EXERCISE:
From top to bottom, restate the entries below word for word.

DATA EXCERPTS:
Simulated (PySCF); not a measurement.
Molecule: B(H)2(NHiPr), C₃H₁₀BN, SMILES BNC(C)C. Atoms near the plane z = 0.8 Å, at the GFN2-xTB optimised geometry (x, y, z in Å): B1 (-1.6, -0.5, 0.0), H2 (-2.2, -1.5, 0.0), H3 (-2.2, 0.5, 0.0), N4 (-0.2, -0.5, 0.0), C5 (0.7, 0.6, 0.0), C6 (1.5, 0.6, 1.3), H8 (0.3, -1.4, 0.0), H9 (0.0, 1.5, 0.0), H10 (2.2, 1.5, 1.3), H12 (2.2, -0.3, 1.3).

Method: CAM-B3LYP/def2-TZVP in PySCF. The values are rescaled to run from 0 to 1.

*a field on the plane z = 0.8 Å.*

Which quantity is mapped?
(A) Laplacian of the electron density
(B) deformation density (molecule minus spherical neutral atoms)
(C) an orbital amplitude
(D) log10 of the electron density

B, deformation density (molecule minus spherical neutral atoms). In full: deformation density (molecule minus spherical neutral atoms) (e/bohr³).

WRITTEN SOLUTION:
Simulated (PySCF); not a measurement.
Molecule: B(H)2(NHiPr), C₃H₁₀BN, SMILES BNC(C)C. Atoms near the plane z = 0.8 Å, at the GFN2-xTB optimised geometry (x, y, z in Å): B1 (-1.6, -0.5, 0.0), H2 (-2.2, -1.5, 0.0), H3 (-2.2, 0.5, 0.0), N4 (-0.2, -0.5, 0.0), C5 (0.7, 0.6, 0.0), C6 (1.5, 0.6, 1.3), H8 (0.3, -1.4, 0.0), H9 (0.0, 1.5, 0.0), H10 (2.2, 1.5, 1.3), H12 (2.2, -0.3, 1.3).

Method: CAM-B3LYP/def2-TZVP in PySCF. The values are rescaled to run from 0 to 1.

*a field on the plane z = 0.8 Å.*

Which quantity is mapped?
(A) Laplacian of the electron density
(B) deformation density (molecule minus spherical neutral atoms)
(C) an orbital amplitude
(D) log10 of the electron density

B, deformation density (molecule minus spherical neutral atoms). In full: deformation density (molecule minus spherical neutral atoms) (e/bohr³).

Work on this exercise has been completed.